• **Recorded information**:
..............................
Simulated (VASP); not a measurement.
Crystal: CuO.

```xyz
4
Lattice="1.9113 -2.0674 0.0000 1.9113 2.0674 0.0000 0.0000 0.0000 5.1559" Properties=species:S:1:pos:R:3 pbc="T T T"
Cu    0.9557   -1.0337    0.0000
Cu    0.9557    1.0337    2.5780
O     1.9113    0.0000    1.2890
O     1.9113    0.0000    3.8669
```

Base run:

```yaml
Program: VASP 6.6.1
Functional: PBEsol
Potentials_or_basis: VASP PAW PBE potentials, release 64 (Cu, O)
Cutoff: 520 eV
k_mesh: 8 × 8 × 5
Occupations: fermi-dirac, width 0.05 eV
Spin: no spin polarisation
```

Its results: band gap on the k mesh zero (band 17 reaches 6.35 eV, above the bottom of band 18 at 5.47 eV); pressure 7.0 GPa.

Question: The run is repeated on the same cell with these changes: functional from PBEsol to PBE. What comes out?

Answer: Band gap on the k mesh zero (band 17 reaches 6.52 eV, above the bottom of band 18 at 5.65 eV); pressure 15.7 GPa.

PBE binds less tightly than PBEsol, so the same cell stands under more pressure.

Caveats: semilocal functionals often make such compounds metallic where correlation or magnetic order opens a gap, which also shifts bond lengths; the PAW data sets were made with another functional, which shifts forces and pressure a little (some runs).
..............................

• **Action item**: Your output should be the listing's lines, exact and complete, from its first line to the line that contains "Question: The run", inclusive.

• **Written response**:
Simulated (VASP); not a measurement.
Crystal: CuO.

```xyz
4
Lattice="1.9113 -2.0674 0.0000 1.9113 2.0674 0.0000 0.0000 0.0000 5.1559" Properties=species:S:1:pos:R:3 pbc="T T T"
Cu    0.9557   -1.0337    0.0000
Cu    0.9557    1.0337    2.5780
O     1.9113    0.0000    1.2890
O     1.9113    0.0000    3.8669
```

Base run:

```yaml
Program: VASP 6.6.1
Functional: PBEsol
Potentials_or_basis: VASP PAW PBE potentials, release 64 (Cu, O)
Cutoff: 520 eV
k_mesh: 8 × 8 × 5
Occupations: fermi-dirac, width 0.05 eV
Spin: no spin polarisation
```

Its results: band gap on the k mesh zero (band 17 reaches 6.35 eV, above the bottom of band 18 at 5.47 eV); pressure 7.0 GPa.

Question: The run is repeated on the same cell with these changes: functional from PBEsol to PBE. What comes out?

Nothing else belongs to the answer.